→ **EXERCISE**:
Repeat each record below exactly as given.

→ **EXTRACTED DATA**:
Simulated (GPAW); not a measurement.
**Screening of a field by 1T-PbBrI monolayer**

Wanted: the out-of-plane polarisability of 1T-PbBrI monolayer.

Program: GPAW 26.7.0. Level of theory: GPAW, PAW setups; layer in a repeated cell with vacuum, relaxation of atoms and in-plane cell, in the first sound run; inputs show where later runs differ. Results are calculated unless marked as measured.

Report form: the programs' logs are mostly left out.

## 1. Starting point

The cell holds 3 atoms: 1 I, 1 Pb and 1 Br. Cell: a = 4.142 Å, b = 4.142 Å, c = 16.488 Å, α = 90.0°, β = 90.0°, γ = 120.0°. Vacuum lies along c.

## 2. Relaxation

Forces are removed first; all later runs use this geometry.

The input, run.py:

→ **RESPONSE AREA**:
Simulated (GPAW); not a measurement.
**Screening of a field by 1T-PbBrI monolayer**

Wanted: the out-of-plane polarisability of 1T-PbBrI monolayer.

Program: GPAW 26.7.0. Level of theory: GPAW, PAW setups; layer in a repeated cell with vacuum, relaxation of atoms and in-plane cell, in the first sound run; inputs show where later runs differ. Results are calculated unless marked as measured.

Report form: the programs' logs are mostly left out.

## 1. Starting point

The cell holds 3 atoms: 1 I, 1 Pb and 1 Br. Cell: a = 4.142 Å, b = 4.142 Å, c = 16.488 Å, α = 90.0°, β = 90.0°, γ = 120.0°. Vacuum lies along c.

## 2. Relaxation

Forces are removed first; all later runs use this geometry.

The input, run.py:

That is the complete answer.